Action item:
Restate the full set of records exactly, word for word.

── Listed records ──

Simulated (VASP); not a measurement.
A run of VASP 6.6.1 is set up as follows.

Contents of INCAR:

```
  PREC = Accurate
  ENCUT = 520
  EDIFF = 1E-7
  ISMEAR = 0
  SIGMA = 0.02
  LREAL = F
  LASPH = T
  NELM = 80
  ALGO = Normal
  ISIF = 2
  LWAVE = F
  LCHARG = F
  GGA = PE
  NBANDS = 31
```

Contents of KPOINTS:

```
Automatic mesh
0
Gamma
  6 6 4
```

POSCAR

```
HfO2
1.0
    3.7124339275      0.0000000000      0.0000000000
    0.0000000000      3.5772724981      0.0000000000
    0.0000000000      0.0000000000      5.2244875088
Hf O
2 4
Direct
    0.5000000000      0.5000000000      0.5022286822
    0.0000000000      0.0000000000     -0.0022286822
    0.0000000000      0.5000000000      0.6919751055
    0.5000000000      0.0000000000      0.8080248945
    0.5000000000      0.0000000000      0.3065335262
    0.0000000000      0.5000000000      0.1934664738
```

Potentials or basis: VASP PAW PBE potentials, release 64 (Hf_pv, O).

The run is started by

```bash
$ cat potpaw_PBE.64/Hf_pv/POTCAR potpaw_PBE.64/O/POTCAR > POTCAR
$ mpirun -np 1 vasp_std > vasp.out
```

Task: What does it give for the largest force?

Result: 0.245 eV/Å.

───

Written response:
Simulated (VASP); not a measurement.
A run of VASP 6.6.1 is set up as follows.

Contents of INCAR:

```
  PREC = Accurate
  ENCUT = 520
  EDIFF = 1E-7
  ISMEAR = 0
  SIGMA = 0.02
  LREAL = F
  LASPH = T
  NELM = 80
  ALGO = Normal
  ISIF = 2
  LWAVE = F
  LCHARG = F
  GGA = PE
  NBANDS = 31
```

Contents of KPOINTS:

```
Automatic mesh
0
Gamma
  6 6 4
```

POSCAR

```
HfO2
1.0
    3.7124339275      0.0000000000      0.0000000000
    0.0000000000      3.5772724981      0.0000000000
    0.0000000000      0.0000000000      5.2244875088
Hf O
2 4
Direct
    0.5000000000      0.5000000000      0.5022286822
    0.0000000000      0.0000000000     -0.0022286822
    0.0000000000      0.5000000000      0.6919751055
    0.5000000000      0.0000000000      0.8080248945
    0.5000000000      0.0000000000      0.3065335262
    0.0000000000      0.5000000000      0.1934664738
```

Potentials or basis: VASP PAW PBE potentials, release 64 (Hf_pv, O).

The run is started by

```bash
$ cat potpaw_PBE.64/Hf_pv/POTCAR potpaw_PBE.64/O/POTCAR > POTCAR
$ mpirun -np 1 vasp_std > vasp.out
```

Task: What does it give for the largest force?

Result: 0.245 eV/Å.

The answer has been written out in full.